*Assignment*: Please take the entries below from the first line through the line containing "The relaxed structure" and repeat them exactly, leaving out everything after.

*Record excerpts*:
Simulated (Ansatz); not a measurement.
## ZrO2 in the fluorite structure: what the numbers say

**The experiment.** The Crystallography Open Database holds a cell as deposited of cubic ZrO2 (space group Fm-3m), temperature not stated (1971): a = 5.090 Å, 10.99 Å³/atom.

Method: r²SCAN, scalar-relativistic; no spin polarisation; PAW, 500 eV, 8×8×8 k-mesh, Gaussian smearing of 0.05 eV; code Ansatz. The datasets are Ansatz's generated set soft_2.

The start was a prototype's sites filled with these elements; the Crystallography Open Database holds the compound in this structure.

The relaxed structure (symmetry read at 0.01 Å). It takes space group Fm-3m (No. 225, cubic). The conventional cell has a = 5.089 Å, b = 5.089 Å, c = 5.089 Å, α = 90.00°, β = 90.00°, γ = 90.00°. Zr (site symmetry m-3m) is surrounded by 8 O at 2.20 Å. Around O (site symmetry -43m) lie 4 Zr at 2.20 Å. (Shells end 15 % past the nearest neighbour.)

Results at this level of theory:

*Task output*:
Simulated (Ansatz); not a measurement.
## ZrO2 in the fluorite structure: what the numbers say

**The experiment.** The Crystallography Open Database holds a cell as deposited of cubic ZrO2 (space group Fm-3m), temperature not stated (1971): a = 5.090 Å, 10.99 Å³/atom.

Method: r²SCAN, scalar-relativistic; no spin polarisation; PAW, 500 eV, 8×8×8 k-mesh, Gaussian smearing of 0.05 eV; code Ansatz. The datasets are Ansatz's generated set soft_2.

The start was a prototype's sites filled with these elements; the Crystallography Open Database holds the compound in this structure.

The relaxed structure (symmetry read at 0.01 Å). It takes space group Fm-3m (No. 225, cubic). The conventional cell has a = 5.089 Å, b = 5.089 Å, c = 5.089 Å, α = 90.00°, β = 90.00°, γ = 90.00°. Zr (site symmetry m-3m) is surrounded by 8 O at 2.20 Å. Around O (site symmetry -43m) lie 4 Zr at 2.20 Å. (Shells end 15 % past the nearest neighbour.)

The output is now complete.